Would you print the material exactly, starting at its first line and ending at the line holding "Result: (a) -2.2; (b) -5.9."?

### Data
<<<<

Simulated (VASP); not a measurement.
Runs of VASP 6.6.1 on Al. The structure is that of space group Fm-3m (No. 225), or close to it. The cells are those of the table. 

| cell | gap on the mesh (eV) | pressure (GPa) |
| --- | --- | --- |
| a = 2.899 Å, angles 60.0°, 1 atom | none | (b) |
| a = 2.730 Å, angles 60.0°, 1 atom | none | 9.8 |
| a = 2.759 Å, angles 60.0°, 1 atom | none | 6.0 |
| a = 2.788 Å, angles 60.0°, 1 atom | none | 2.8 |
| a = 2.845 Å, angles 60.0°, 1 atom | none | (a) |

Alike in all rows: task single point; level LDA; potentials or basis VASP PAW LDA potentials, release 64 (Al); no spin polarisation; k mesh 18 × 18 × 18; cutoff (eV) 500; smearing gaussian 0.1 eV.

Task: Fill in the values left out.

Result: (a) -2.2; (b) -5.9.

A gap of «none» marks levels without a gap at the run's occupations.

>>>>

### Response area
Simulated (VASP); not a measurement.
Runs of VASP 6.6.1 on Al. The structure is that of space group Fm-3m (No. 225), or close to it. The cells are those of the table. 

| cell | gap on the mesh (eV) | pressure (GPa) |
| --- | --- | --- |
| a = 2.899 Å, angles 60.0°, 1 atom | none | (b) |
| a = 2.730 Å, angles 60.0°, 1 atom | none | 9.8 |
| a = 2.759 Å, angles 60.0°, 1 atom | none | 6.0 |
| a = 2.788 Å, angles 60.0°, 1 atom | none | 2.8 |
| a = 2.845 Å, angles 60.0°, 1 atom | none | (a) |

Alike in all rows: task single point; level LDA; potentials or basis VASP PAW LDA potentials, release 64 (Al); no spin polarisation; k mesh 18 × 18 × 18; cutoff (eV) 500; smearing gaussian 0.1 eV.

Task: Fill in the values left out.

Result: (a) -2.2; (b) -5.9.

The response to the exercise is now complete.